--- START ---

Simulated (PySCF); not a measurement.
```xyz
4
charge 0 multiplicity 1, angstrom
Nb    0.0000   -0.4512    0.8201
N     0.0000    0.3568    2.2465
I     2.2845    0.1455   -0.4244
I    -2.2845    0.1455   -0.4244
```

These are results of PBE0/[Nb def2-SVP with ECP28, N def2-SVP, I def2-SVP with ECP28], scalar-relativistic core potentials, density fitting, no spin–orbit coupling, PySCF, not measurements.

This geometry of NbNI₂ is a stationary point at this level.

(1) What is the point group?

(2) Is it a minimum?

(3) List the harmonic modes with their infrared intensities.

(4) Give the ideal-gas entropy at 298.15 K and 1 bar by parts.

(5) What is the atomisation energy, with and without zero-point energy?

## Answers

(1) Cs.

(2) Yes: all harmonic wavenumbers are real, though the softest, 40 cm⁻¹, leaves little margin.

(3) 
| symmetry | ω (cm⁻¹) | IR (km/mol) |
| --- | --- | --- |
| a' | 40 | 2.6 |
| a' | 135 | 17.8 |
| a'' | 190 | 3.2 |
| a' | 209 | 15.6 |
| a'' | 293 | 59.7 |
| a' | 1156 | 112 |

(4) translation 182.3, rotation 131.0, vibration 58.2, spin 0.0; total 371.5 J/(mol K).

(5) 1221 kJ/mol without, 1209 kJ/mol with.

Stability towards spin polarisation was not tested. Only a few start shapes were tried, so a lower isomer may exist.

--- END ---

- Exercise -
Reproduce, word for word and in full, only the lines above that start at the line with "209 | 15.6 |" and run through the line with "(5) 1221 kJ/mol without, 1209 kJ/mol with.", both ends included.

- Exercise response -
| a' | 209 | 15.6 |
| a'' | 293 | 59.7 |
| a' | 1156 | 112 |

(4) translation 182.3, rotation 131.0, vibration 58.2, spin 0.0; total 371.5 J/(mol K).

(5) 1221 kJ/mol without, 1209 kJ/mol with.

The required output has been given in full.